************

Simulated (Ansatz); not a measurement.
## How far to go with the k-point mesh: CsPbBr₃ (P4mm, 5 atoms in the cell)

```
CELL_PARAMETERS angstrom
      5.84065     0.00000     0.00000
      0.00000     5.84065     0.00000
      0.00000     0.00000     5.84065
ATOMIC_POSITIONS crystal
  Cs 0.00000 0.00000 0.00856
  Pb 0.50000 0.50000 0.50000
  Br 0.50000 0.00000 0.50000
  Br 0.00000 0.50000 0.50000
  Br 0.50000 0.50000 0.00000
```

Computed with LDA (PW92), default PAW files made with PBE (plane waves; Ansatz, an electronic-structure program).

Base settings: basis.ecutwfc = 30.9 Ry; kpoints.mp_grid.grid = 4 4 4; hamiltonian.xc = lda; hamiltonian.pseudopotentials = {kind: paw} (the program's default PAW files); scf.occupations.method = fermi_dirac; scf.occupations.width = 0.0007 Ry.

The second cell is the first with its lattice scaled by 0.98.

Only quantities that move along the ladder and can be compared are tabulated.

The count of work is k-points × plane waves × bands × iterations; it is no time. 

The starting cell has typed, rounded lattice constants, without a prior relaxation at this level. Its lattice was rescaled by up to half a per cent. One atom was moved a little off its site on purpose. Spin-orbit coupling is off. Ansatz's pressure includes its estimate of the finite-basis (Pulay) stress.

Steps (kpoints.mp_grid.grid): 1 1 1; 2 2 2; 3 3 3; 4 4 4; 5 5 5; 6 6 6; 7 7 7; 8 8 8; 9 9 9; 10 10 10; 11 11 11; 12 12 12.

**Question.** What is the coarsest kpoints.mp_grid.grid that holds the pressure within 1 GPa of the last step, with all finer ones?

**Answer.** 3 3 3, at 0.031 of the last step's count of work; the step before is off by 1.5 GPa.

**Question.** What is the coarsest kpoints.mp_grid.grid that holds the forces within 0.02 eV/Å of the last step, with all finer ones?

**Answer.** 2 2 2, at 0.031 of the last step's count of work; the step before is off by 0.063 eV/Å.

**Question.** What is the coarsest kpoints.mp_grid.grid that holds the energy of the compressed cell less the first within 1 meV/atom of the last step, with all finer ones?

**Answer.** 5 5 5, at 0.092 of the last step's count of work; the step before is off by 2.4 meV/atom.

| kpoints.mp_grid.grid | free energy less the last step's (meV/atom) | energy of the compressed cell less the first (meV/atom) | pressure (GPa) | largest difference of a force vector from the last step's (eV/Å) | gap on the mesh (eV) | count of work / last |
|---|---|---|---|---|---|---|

************

Brief: Would you output, unchanged, each line from the start of the records to the line that holds "Only quantities that", both included and nothing else?

Task answer:
Simulated (Ansatz); not a measurement.
## How far to go with the k-point mesh: CsPbBr₃ (P4mm, 5 atoms in the cell)

```
CELL_PARAMETERS angstrom
      5.84065     0.00000     0.00000
      0.00000     5.84065     0.00000
      0.00000     0.00000     5.84065
ATOMIC_POSITIONS crystal
  Cs 0.00000 0.00000 0.00856
  Pb 0.50000 0.50000 0.50000
  Br 0.50000 0.00000 0.50000
  Br 0.00000 0.50000 0.50000
  Br 0.50000 0.50000 0.00000
```

Computed with LDA (PW92), default PAW files made with PBE (plane waves; Ansatz, an electronic-structure program).

Base settings: basis.ecutwfc = 30.9 Ry; kpoints.mp_grid.grid = 4 4 4; hamiltonian.xc = lda; hamiltonian.pseudopotentials = {kind: paw} (the program's default PAW files); scf.occupations.method = fermi_dirac; scf.occupations.width = 0.0007 Ry.

The second cell is the first with its lattice scaled by 0.98.

Only quantities that move along the ladder and can be compared are tabulated.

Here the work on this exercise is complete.